▶ DATASET EXCERPTS:
^^^^
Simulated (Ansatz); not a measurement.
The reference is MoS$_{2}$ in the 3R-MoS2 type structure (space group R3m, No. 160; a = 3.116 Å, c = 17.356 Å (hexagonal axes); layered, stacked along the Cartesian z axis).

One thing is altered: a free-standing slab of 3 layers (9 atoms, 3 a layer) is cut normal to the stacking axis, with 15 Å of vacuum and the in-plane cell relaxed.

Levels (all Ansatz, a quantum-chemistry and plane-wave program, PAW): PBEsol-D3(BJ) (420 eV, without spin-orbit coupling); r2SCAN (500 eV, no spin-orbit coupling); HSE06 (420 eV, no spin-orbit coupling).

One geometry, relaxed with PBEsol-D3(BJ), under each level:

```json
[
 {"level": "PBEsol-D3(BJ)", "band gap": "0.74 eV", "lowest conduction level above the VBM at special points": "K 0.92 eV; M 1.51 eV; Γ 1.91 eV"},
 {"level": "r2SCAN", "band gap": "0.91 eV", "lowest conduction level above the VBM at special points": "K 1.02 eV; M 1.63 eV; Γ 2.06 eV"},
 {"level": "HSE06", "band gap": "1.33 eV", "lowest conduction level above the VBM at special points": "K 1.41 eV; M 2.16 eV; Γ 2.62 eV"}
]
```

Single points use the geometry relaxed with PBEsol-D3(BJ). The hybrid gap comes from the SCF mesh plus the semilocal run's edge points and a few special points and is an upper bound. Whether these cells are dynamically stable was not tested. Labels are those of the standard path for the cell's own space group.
^^^^

▶ BRIEF: Quote exactly the opening line of the material above and every line after it, up to and including the line that contains "The reference is".

▶ ANSWER BOX:
Simulated (Ansatz); not a measurement.
The reference is MoS$_{2}$ in the 3R-MoS2 type structure (space group R3m, No. 160; a = 3.116 Å, c = 17.356 Å (hexagonal axes); layered, stacked along the Cartesian z axis).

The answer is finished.